Would you please restate all of the data exactly?

========================

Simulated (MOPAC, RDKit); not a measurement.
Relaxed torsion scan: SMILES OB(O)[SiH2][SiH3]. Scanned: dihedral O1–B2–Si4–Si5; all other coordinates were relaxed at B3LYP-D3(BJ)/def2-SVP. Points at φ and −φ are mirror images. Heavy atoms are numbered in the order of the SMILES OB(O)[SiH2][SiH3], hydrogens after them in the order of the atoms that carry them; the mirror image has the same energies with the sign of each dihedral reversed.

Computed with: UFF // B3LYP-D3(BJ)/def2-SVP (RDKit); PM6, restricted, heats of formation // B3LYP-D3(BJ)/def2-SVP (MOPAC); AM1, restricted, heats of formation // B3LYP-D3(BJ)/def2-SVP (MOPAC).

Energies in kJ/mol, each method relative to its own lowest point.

========================

# Answer space:
Simulated (MOPAC, RDKit); not a measurement.
Relaxed torsion scan: SMILES OB(O)[SiH2][SiH3]. Scanned: dihedral O1–B2–Si4–Si5; all other coordinates were relaxed at B3LYP-D3(BJ)/def2-SVP. Points at φ and −φ are mirror images. Heavy atoms are numbered in the order of the SMILES OB(O)[SiH2][SiH3], hydrogens after them in the order of the atoms that carry them; the mirror image has the same energies with the sign of each dihedral reversed.

Computed with: UFF // B3LYP-D3(BJ)/def2-SVP (RDKit); PM6, restricted, heats of formation // B3LYP-D3(BJ)/def2-SVP (MOPAC); AM1, restricted, heats of formation // B3LYP-D3(BJ)/def2-SVP (MOPAC).

Energies in kJ/mol, each method relative to its own lowest point.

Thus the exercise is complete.